### MATERIAL SUPPLIED
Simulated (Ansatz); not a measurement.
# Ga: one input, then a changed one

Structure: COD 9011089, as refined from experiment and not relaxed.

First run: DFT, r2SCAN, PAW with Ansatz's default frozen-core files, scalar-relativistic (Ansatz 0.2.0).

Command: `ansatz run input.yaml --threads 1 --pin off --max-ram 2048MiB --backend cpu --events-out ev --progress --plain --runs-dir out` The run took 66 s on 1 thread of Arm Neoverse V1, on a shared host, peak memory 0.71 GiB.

### TASK ITEM
Output should match, line for line, the stretch of the material above from the line holding "# Ga: one input, then a changed one" through the line holding "First run: DFT, r2SCAN, PAW".

### TASK ANSWER
# Ga: one input, then a changed one

Structure: COD 9011089, as refined from experiment and not relaxed.

First run: DFT, r2SCAN, PAW with Ansatz's default frozen-core files, scalar-relativistic (Ansatz 0.2.0).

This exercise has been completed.